--*--

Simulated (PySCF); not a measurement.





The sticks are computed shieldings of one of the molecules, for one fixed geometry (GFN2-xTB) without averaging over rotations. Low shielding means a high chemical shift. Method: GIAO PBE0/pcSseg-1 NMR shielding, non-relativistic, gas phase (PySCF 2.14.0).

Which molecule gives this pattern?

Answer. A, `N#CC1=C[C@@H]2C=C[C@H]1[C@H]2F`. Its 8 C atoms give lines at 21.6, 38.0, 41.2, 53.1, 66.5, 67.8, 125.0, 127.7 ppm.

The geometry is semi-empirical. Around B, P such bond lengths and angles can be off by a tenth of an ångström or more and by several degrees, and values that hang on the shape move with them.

--*--

Quote in full each line from the top of the records above through the line with "125.0, 127.7 ppm."; stop after that line.

Simulated (PySCF); not a measurement.





The sticks are computed shieldings of one of the molecules, for one fixed geometry (GFN2-xTB) without averaging over rotations. Low shielding means a high chemical shift. Method: GIAO PBE0/pcSseg-1 NMR shielding, non-relativistic, gas phase (PySCF 2.14.0).

Which molecule gives this pattern?

Answer. A, `N#CC1=C[C@@H]2C=C[C@H]1[C@H]2F`. Its 8 C atoms give lines at 21.6, 38.0, 41.2, 53.1, 66.5, 67.8, 125.0, 127.7 ppm.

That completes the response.